►

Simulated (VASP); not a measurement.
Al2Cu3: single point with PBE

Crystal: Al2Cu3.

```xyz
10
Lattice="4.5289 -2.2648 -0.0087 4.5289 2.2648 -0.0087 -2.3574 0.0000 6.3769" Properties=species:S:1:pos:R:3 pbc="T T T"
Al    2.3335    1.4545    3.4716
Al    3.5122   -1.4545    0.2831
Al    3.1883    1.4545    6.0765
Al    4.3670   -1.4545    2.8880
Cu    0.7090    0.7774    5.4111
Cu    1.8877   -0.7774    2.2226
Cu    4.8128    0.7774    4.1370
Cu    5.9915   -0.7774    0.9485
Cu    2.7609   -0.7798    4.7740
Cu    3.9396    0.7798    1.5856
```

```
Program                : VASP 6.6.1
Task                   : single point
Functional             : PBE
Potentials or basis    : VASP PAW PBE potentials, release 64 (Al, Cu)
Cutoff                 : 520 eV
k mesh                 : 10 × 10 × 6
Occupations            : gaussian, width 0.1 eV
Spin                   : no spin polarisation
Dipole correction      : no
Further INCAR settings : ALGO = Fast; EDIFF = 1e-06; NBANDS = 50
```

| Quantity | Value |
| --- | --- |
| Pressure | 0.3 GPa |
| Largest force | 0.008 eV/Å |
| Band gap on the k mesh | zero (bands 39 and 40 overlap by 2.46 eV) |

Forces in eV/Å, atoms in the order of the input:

◄

Work instruction
Each line from the top of the records above through the line containing "by 2.46 eV) |" needs to be transcribed exactly, and no line after it.

Answer area
Simulated (VASP); not a measurement.
Al2Cu3: single point with PBE

Crystal: Al2Cu3.

```xyz
10
Lattice="4.5289 -2.2648 -0.0087 4.5289 2.2648 -0.0087 -2.3574 0.0000 6.3769" Properties=species:S:1:pos:R:3 pbc="T T T"
Al    2.3335    1.4545    3.4716
Al    3.5122   -1.4545    0.2831
Al    3.1883    1.4545    6.0765
Al    4.3670   -1.4545    2.8880
Cu    0.7090    0.7774    5.4111
Cu    1.8877   -0.7774    2.2226
Cu    4.8128    0.7774    4.1370
Cu    5.9915   -0.7774    0.9485
Cu    2.7609   -0.7798    4.7740
Cu    3.9396    0.7798    1.5856
```

```
Program                : VASP 6.6.1
Task                   : single point
Functional             : PBE
Potentials or basis    : VASP PAW PBE potentials, release 64 (Al, Cu)
Cutoff                 : 520 eV
k mesh                 : 10 × 10 × 6
Occupations            : gaussian, width 0.1 eV
Spin                   : no spin polarisation
Dipole correction      : no
Further INCAR settings : ALGO = Fast; EDIFF = 1e-06; NBANDS = 50
```

| Quantity | Value |
| --- | --- |
| Pressure | 0.3 GPa |
| Largest force | 0.008 eV/Å |
| Band gap on the k mesh | zero (bands 39 and 40 overlap by 2.46 eV) |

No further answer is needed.